Exercise
Return every record exactly. Omit nothing.

Given entries
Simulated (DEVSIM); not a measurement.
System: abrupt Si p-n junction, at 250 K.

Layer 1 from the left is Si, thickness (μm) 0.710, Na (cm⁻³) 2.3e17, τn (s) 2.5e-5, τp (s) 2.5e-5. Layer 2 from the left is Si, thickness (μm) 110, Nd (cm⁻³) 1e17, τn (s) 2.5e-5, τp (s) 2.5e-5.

Your solution
Simulated (DEVSIM); not a measurement.
System: abrupt Si p-n junction, at 250 K.

Layer 1 from the left is Si, thickness (μm) 0.710, Na (cm⁻³) 2.3e17, τn (s) 2.5e-5, τp (s) 2.5e-5. Layer 2 from the left is Si, thickness (μm) 110, Nd (cm⁻³) 1e17, τn (s) 2.5e-5, τp (s) 2.5e-5.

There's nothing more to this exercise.